■ BRIEF ■
The records must be returned word for word.

■ LISTED ENTRIES ■
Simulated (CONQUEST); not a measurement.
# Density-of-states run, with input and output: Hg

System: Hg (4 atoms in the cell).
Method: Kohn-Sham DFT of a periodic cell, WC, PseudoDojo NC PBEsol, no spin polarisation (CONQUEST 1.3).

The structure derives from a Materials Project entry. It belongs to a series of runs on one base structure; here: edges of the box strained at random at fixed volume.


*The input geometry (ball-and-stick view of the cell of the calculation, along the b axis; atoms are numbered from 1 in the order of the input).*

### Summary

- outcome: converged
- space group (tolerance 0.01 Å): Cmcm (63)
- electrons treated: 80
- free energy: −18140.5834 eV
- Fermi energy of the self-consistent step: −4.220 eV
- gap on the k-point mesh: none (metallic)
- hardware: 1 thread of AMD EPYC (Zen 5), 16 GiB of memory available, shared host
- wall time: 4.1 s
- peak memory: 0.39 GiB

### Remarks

■ ANSWER AREA ■
Simulated (CONQUEST); not a measurement.
# Density-of-states run, with input and output: Hg

System: Hg (4 atoms in the cell).
Method: Kohn-Sham DFT of a periodic cell, WC, PseudoDojo NC PBEsol, no spin polarisation (CONQUEST 1.3).

The structure derives from a Materials Project entry. It belongs to a series of runs on one base structure; here: edges of the box strained at random at fixed volume.


*The input geometry (ball-and-stick view of the cell of the calculation, along the b axis; atoms are numbered from 1 in the order of the input).*

### Summary

- outcome: converged
- space group (tolerance 0.01 Å): Cmcm (63)
- electrons treated: 80
- free energy: −18140.5834 eV
- Fermi energy of the self-consistent step: −4.220 eV
- gap on the k-point mesh: none (metallic)
- hardware: 1 thread of AMD EPYC (Zen 5), 16 GiB of memory available, shared host
- wall time: 4.1 s
- peak memory: 0.39 GiB

### Remarks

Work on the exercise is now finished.